Extracted information:
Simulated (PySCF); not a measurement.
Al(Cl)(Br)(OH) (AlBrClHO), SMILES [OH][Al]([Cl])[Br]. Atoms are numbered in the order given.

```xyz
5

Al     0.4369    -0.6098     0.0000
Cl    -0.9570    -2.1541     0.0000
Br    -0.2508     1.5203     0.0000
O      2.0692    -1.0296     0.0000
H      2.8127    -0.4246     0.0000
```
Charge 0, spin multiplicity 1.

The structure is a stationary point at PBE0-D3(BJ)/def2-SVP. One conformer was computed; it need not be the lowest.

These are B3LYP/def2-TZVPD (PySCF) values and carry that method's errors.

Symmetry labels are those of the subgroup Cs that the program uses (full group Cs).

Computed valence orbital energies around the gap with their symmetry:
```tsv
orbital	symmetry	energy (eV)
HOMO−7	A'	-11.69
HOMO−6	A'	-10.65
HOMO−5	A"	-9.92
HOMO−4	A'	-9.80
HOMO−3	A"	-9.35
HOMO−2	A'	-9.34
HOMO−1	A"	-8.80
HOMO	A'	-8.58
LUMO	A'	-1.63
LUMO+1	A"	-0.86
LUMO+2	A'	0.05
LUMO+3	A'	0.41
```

Exercise:
Beginning with the first line above, could you copy every line exactly, up to and including the one with "Charge 0, spin multiplicity 1."?

Exercise answer:
Simulated (PySCF); not a measurement.
Al(Cl)(Br)(OH) (AlBrClHO), SMILES [OH][Al]([Cl])[Br]. Atoms are numbered in the order given.

```xyz
5

Al     0.4369    -0.6098     0.0000
Cl    -0.9570    -2.1541     0.0000
Br    -0.2508     1.5203     0.0000
O      2.0692    -1.0296     0.0000
H      2.8127    -0.4246     0.0000
```
Charge 0, spin multiplicity 1.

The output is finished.